### WORK REQUEST
Reproduce each line of the material exactly as it reads.

### GIVEN INFORMATION
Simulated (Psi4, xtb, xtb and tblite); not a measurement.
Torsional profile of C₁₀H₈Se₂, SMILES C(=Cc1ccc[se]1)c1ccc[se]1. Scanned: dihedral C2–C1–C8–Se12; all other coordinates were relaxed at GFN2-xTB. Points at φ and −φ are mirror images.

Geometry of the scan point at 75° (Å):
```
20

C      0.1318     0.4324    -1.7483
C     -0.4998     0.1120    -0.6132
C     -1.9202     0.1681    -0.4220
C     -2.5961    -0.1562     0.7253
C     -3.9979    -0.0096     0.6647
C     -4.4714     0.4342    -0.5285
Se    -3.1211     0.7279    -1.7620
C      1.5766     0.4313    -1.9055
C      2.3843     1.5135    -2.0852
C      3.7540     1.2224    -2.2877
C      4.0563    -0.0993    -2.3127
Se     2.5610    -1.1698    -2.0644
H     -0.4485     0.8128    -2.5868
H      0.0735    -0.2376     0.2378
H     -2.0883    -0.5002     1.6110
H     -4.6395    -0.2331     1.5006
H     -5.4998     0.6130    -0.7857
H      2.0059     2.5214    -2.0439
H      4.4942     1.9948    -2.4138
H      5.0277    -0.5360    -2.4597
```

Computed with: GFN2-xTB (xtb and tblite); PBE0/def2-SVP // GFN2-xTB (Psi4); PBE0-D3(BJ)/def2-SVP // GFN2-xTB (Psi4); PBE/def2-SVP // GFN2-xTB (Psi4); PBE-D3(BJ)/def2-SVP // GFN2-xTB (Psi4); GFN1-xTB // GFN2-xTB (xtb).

### SOLUTION
Simulated (Psi4, xtb, xtb and tblite); not a measurement.
Torsional profile of C₁₀H₈Se₂, SMILES C(=Cc1ccc[se]1)c1ccc[se]1. Scanned: dihedral C2–C1–C8–Se12; all other coordinates were relaxed at GFN2-xTB. Points at φ and −φ are mirror images.

Geometry of the scan point at 75° (Å):
```
20

C      0.1318     0.4324    -1.7483
C     -0.4998     0.1120    -0.6132
C     -1.9202     0.1681    -0.4220
C     -2.5961    -0.1562     0.7253
C     -3.9979    -0.0096     0.6647
C     -4.4714     0.4342    -0.5285
Se    -3.1211     0.7279    -1.7620
C      1.5766     0.4313    -1.9055
C      2.3843     1.5135    -2.0852
C      3.7540     1.2224    -2.2877
C      4.0563    -0.0993    -2.3127
Se     2.5610    -1.1698    -2.0644
H     -0.4485     0.8128    -2.5868
H      0.0735    -0.2376     0.2378
H     -2.0883    -0.5002     1.6110
H     -4.6395    -0.2331     1.5006
H     -5.4998     0.6130    -0.7857
H      2.0059     2.5214    -2.0439
H      4.4942     1.9948    -2.4138
H      5.0277    -0.5360    -2.4597
```

Computed with: GFN2-xTB (xtb and tblite); PBE0/def2-SVP // GFN2-xTB (Psi4); PBE0-D3(BJ)/def2-SVP // GFN2-xTB (Psi4); PBE/def2-SVP // GFN2-xTB (Psi4); PBE-D3(BJ)/def2-SVP // GFN2-xTB (Psi4); GFN1-xTB // GFN2-xTB (xtb).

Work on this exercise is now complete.